Listed entries ->
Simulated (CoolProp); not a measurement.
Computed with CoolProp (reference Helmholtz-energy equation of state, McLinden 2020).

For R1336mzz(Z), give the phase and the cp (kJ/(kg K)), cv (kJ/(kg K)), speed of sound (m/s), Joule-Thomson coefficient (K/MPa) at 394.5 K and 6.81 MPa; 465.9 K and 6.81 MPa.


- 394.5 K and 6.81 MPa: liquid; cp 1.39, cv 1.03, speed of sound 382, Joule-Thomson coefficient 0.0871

Required action ->
Retype the material. Keep it exact.

Your solution ->
Simulated (CoolProp); not a measurement.
Computed with CoolProp (reference Helmholtz-energy equation of state, McLinden 2020).

For R1336mzz(Z), give the phase and the cp (kJ/(kg K)), cv (kJ/(kg K)), speed of sound (m/s), Joule-Thomson coefficient (K/MPa) at 394.5 K and 6.81 MPa; 465.9 K and 6.81 MPa.


- 394.5 K and 6.81 MPa: liquid; cp 1.39, cv 1.03, speed of sound 382, Joule-Thomson coefficient 0.0871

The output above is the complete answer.